*** Opening of Provided data ***

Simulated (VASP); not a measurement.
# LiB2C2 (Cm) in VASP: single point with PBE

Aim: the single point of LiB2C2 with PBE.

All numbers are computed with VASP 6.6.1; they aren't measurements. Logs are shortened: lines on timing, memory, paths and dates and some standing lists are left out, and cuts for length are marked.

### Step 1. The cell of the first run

*** Close of Provided data ***

- _Task item_:
Word for word, repeat the data from its first line through the line with "All numbers are", including both of those lines and no others.

- _Result_:
Simulated (VASP); not a measurement.
# LiB2C2 (Cm) in VASP: single point with PBE

Aim: the single point of LiB2C2 with PBE.

All numbers are computed with VASP 6.6.1; they aren't measurements. Logs are shortened: lines on timing, memory, paths and dates and some standing lists are left out, and cuts for length are marked.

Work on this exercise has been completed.